* [Work item] Look below for the line holding "Electronic density of" and the line holding "It comes from". Repeat those two and everything between, exactly.

====== Given entries
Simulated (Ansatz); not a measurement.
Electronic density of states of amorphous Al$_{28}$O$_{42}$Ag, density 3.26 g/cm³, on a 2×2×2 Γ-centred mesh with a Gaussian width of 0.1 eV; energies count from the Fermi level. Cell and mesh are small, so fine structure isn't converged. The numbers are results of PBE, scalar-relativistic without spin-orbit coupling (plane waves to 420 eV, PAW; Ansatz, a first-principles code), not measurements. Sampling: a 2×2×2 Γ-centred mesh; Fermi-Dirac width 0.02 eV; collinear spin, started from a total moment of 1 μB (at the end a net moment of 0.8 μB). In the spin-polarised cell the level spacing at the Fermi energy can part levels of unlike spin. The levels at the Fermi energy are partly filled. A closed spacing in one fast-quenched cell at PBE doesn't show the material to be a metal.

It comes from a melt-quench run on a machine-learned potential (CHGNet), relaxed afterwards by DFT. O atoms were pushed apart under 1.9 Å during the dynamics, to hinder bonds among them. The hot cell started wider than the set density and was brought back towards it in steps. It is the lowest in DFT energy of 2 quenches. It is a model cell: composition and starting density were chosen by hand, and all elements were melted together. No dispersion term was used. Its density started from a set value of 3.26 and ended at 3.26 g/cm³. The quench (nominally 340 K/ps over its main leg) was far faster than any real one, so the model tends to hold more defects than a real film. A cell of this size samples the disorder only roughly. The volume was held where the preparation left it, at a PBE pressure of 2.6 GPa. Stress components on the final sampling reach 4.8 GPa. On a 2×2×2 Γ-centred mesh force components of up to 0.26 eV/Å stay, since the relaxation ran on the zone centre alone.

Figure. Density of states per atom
============

* [Exercise solution]
Electronic density of states of amorphous Al$_{28}$O$_{42}$Ag, density 3.26 g/cm³, on a 2×2×2 Γ-centred mesh with a Gaussian width of 0.1 eV; energies count from the Fermi level. Cell and mesh are small, so fine structure isn't converged. The numbers are results of PBE, scalar-relativistic without spin-orbit coupling (plane waves to 420 eV, PAW; Ansatz, a first-principles code), not measurements. Sampling: a 2×2×2 Γ-centred mesh; Fermi-Dirac width 0.02 eV; collinear spin, started from a total moment of 1 μB (at the end a net moment of 0.8 μB). In the spin-polarised cell the level spacing at the Fermi energy can part levels of unlike spin. The levels at the Fermi energy are partly filled. A closed spacing in one fast-quenched cell at PBE doesn't show the material to be a metal.

It comes from a melt-quench run on a machine-learned potential (CHGNet), relaxed afterwards by DFT. O atoms were pushed apart under 1.9 Å during the dynamics, to hinder bonds among them. The hot cell started wider than the set density and was brought back towards it in steps. It is the lowest in DFT energy of 2 quenches. It is a model cell: composition and starting density were chosen by hand, and all elements were melted together. No dispersion term was used. Its density started from a set value of 3.26 and ended at 3.26 g/cm³. The quench (nominally 340 K/ps over its main leg) was far faster than any real one, so the model tends to hold more defects than a real film. A cell of this size samples the disorder only roughly. The volume was held where the preparation left it, at a PBE pressure of 2.6 GPa. Stress components on the final sampling reach 4.8 GPa. On a 2×2×2 Γ-centred mesh force components of up to 0.26 eV/Å stay, since the relaxation ran on the zone centre alone.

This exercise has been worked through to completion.